Provided material:
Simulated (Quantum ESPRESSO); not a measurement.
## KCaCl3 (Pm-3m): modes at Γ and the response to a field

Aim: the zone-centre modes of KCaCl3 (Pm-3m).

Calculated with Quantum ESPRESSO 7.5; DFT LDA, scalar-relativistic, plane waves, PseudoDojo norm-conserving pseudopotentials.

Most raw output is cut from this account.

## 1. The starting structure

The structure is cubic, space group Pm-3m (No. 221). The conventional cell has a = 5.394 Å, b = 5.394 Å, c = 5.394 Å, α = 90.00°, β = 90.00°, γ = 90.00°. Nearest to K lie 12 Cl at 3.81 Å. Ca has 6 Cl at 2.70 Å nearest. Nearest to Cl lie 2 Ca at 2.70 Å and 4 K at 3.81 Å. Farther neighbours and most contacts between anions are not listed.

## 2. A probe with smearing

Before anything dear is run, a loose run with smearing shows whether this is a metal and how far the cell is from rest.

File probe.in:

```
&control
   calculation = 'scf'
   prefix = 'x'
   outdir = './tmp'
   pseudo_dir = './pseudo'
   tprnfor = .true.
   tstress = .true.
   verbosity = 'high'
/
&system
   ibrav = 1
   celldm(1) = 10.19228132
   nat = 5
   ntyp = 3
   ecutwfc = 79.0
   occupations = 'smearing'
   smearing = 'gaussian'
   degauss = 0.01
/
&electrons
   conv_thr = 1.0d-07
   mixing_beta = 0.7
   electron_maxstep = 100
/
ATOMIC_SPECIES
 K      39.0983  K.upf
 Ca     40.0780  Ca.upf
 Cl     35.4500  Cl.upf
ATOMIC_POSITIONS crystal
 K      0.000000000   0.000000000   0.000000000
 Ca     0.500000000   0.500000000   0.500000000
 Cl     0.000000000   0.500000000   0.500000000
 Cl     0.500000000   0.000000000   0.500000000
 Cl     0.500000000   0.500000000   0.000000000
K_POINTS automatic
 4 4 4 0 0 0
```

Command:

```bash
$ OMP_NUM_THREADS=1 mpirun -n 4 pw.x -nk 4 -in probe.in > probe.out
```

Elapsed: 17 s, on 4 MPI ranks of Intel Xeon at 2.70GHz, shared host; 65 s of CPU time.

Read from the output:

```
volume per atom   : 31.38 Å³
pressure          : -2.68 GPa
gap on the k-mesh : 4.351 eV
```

Activity: Please return exactly the lines from the opening line of the data above through the line with "## 1. The starting structure", both included and nothing else.

Task answer:
Simulated (Quantum ESPRESSO); not a measurement.
## KCaCl3 (Pm-3m): modes at Γ and the response to a field

Aim: the zone-centre modes of KCaCl3 (Pm-3m).

Calculated with Quantum ESPRESSO 7.5; DFT LDA, scalar-relativistic, plane waves, PseudoDojo norm-conserving pseudopotentials.

Most raw output is cut from this account.

## 1. The starting structure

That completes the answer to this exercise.